GIVEN INFORMATION:
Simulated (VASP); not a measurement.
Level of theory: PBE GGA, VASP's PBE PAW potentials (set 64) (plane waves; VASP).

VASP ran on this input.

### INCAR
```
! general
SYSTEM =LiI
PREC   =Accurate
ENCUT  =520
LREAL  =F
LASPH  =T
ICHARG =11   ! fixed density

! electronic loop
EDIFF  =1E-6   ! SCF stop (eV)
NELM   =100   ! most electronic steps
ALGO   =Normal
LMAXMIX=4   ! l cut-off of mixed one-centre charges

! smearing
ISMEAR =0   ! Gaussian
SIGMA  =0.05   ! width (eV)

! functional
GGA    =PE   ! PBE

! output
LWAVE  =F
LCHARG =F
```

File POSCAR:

ACTIVITY: Repeat each record exactly. Omit nothing.

RESPONSE:
Simulated (VASP); not a measurement.
Level of theory: PBE GGA, VASP's PBE PAW potentials (set 64) (plane waves; VASP).

VASP ran on this input.

### INCAR
```
! general
SYSTEM =LiI
PREC   =Accurate
ENCUT  =520
LREAL  =F
LASPH  =T
ICHARG =11   ! fixed density

! electronic loop
EDIFF  =1E-6   ! SCF stop (eV)
NELM   =100   ! most electronic steps
ALGO   =Normal
LMAXMIX=4   ! l cut-off of mixed one-centre charges

! smearing
ISMEAR =0   ! Gaussian
SIGMA  =0.05   ! width (eV)

! functional
GGA    =PE   ! PBE

! output
LWAVE  =F
LCHARG =F
```

File POSCAR:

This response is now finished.